- Work task
The records that follow are to be transcribed exactly.

- Opening Delimiter -

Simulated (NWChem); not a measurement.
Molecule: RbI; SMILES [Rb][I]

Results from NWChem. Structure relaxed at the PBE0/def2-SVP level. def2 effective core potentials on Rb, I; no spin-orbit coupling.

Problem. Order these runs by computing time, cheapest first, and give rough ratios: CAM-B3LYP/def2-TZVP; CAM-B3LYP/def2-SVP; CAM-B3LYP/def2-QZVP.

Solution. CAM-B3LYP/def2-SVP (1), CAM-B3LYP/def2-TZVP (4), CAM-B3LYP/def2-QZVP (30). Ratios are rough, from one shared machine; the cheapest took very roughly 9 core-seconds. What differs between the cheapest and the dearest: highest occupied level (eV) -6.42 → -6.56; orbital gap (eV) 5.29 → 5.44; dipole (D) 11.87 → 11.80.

- Closing Delimiter -

- Written reply
Simulated (NWChem); not a measurement.
Molecule: RbI; SMILES [Rb][I]

Results from NWChem. Structure relaxed at the PBE0/def2-SVP level. def2 effective core potentials on Rb, I; no spin-orbit coupling.

Problem. Order these runs by computing time, cheapest first, and give rough ratios: CAM-B3LYP/def2-TZVP; CAM-B3LYP/def2-SVP; CAM-B3LYP/def2-QZVP.

Solution. CAM-B3LYP/def2-SVP (1), CAM-B3LYP/def2-TZVP (4), CAM-B3LYP/def2-QZVP (30). Ratios are rough, from one shared machine; the cheapest took very roughly 9 core-seconds. What differs between the cheapest and the dearest: highest occupied level (eV) -6.42 → -6.56; orbital gap (eV) 5.29 → 5.44; dipole (D) 11.87 → 11.80.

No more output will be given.